Work task:
Return only the lines running from the first line of the listing through the one with "This step: ABINIT", unchanged.

Data listing:
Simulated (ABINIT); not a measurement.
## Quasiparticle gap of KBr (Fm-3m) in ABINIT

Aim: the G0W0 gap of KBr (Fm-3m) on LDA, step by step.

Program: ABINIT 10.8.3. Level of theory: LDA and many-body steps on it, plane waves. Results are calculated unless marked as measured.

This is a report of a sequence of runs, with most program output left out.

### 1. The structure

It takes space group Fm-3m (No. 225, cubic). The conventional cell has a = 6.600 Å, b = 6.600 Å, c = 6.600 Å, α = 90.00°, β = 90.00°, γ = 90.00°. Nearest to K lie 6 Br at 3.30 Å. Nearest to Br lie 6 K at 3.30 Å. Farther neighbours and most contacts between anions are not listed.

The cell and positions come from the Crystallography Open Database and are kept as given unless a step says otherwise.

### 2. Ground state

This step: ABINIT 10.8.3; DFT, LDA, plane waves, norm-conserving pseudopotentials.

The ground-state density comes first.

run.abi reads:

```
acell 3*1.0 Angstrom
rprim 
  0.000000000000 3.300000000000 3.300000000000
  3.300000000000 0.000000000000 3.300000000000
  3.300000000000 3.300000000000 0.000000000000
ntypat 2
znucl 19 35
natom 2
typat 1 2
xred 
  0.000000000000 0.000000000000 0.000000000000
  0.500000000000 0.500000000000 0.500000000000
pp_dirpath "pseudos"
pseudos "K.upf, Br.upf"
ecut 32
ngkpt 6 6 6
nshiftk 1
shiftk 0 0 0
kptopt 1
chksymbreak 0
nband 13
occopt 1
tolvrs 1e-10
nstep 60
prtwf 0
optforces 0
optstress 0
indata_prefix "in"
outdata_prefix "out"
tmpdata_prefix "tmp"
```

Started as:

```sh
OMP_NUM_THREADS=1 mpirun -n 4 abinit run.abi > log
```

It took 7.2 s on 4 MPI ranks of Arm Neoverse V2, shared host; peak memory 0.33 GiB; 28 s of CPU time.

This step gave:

Problem solution:
Simulated (ABINIT); not a measurement.
## Quasiparticle gap of KBr (Fm-3m) in ABINIT

Aim: the G0W0 gap of KBr (Fm-3m) on LDA, step by step.

Program: ABINIT 10.8.3. Level of theory: LDA and many-body steps on it, plane waves. Results are calculated unless marked as measured.

This is a report of a sequence of runs, with most program output left out.

### 1. The structure

It takes space group Fm-3m (No. 225, cubic). The conventional cell has a = 6.600 Å, b = 6.600 Å, c = 6.600 Å, α = 90.00°, β = 90.00°, γ = 90.00°. Nearest to K lie 6 Br at 3.30 Å. Nearest to Br lie 6 K at 3.30 Å. Farther neighbours and most contacts between anions are not listed.

The cell and positions come from the Crystallography Open Database and are kept as given unless a step says otherwise.

### 2. Ground state

This step: ABINIT 10.8.3; DFT, LDA, plane waves, norm-conserving pseudopotentials.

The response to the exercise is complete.